### WORK TASK
Beginning at the top of the material, repeat each line exactly, and stop once the line with "Where is the" has been written.

---------- GIVEN ENTRIES

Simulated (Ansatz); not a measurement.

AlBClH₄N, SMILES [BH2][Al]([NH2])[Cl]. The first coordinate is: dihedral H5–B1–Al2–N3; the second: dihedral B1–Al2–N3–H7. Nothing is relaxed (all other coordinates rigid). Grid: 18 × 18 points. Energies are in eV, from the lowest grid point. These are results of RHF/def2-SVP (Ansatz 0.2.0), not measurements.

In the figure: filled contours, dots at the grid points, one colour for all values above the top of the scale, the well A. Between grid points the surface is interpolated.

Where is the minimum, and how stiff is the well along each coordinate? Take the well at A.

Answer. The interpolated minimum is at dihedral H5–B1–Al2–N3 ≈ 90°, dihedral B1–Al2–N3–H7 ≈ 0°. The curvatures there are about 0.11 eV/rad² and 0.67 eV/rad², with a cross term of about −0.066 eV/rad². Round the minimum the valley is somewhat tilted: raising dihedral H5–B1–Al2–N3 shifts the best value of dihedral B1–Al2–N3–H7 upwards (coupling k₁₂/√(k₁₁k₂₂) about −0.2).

--------------------

### YOUR SOLUTION
Simulated (Ansatz); not a measurement.

AlBClH₄N, SMILES [BH2][Al]([NH2])[Cl]. The first coordinate is: dihedral H5–B1–Al2–N3; the second: dihedral B1–Al2–N3–H7. Nothing is relaxed (all other coordinates rigid). Grid: 18 × 18 points. Energies are in eV, from the lowest grid point. These are results of RHF/def2-SVP (Ansatz 0.2.0), not measurements.

In the figure: filled contours, dots at the grid points, one colour for all values above the top of the scale, the well A. Between grid points the surface is interpolated.

Where is the minimum, and how stiff is the well along each coordinate? Take the well at A.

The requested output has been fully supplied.